Information below:
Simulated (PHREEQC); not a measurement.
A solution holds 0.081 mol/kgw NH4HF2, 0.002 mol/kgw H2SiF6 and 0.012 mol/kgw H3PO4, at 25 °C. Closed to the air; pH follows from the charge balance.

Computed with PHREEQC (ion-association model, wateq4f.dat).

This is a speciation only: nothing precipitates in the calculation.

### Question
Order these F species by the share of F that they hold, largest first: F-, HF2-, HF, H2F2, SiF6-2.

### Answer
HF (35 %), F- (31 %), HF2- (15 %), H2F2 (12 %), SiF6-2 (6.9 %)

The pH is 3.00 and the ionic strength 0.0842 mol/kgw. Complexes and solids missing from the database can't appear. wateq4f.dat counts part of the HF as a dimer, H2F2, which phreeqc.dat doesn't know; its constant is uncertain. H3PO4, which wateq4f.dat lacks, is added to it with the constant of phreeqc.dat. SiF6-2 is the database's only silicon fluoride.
End of Information.

- Assignment -
Would you please reproduce the records above exactly, only from their first line through the line holding "HF (35 %), F- (31", with both ends included?

- Exercise answer -
Simulated (PHREEQC); not a measurement.
A solution holds 0.081 mol/kgw NH4HF2, 0.002 mol/kgw H2SiF6 and 0.012 mol/kgw H3PO4, at 25 °C. Closed to the air; pH follows from the charge balance.

Computed with PHREEQC (ion-association model, wateq4f.dat).

This is a speciation only: nothing precipitates in the calculation.

### Question
Order these F species by the share of F that they hold, largest first: F-, HF2-, HF, H2F2, SiF6-2.

### Answer
HF (35 %), F- (31 %), HF2- (15 %), H2F2 (12 %), SiF6-2 (6.9 %)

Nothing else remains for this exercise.